**Requirement:**
Print the lines of the data, starting with the first, up to and including the line where "Q: Estimate VASP's values." appears.

*** Source data ***

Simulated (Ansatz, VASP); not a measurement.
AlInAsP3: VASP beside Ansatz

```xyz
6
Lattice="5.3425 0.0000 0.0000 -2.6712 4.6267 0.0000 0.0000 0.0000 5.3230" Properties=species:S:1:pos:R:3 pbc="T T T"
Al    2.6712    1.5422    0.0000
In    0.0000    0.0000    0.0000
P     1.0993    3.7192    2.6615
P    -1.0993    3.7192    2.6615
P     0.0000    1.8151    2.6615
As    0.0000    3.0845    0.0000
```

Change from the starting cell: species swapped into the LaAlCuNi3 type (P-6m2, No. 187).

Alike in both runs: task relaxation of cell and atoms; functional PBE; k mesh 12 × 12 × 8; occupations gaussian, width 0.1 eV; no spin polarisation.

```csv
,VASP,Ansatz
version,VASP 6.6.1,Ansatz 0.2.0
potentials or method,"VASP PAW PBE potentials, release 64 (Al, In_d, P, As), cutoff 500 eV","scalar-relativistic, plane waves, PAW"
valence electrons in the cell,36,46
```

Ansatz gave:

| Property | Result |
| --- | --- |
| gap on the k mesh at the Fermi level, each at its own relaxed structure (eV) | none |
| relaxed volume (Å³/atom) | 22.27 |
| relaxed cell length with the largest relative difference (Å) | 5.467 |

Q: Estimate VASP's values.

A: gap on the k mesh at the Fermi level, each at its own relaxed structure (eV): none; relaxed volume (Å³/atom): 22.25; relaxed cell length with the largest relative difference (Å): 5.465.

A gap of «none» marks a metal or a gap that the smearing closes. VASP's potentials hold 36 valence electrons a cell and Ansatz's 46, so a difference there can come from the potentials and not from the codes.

*** End of Source data ***

**Worked solution:**
Simulated (Ansatz, VASP); not a measurement.
AlInAsP3: VASP beside Ansatz

```xyz
6
Lattice="5.3425 0.0000 0.0000 -2.6712 4.6267 0.0000 0.0000 0.0000 5.3230" Properties=species:S:1:pos:R:3 pbc="T T T"
Al    2.6712    1.5422    0.0000
In    0.0000    0.0000    0.0000
P     1.0993    3.7192    2.6615
P    -1.0993    3.7192    2.6615
P     0.0000    1.8151    2.6615
As    0.0000    3.0845    0.0000
```

Change from the starting cell: species swapped into the LaAlCuNi3 type (P-6m2, No. 187).

Alike in both runs: task relaxation of cell and atoms; functional PBE; k mesh 12 × 12 × 8; occupations gaussian, width 0.1 eV; no spin polarisation.

```csv
,VASP,Ansatz
version,VASP 6.6.1,Ansatz 0.2.0
potentials or method,"VASP PAW PBE potentials, release 64 (Al, In_d, P, As), cutoff 500 eV","scalar-relativistic, plane waves, PAW"
valence electrons in the cell,36,46
```

Ansatz gave:

| Property | Result |
| --- | --- |
| gap on the k mesh at the Fermi level, each at its own relaxed structure (eV) | none |
| relaxed volume (Å³/atom) | 22.27 |
| relaxed cell length with the largest relative difference (Å) | 5.467 |

Q: Estimate VASP's values.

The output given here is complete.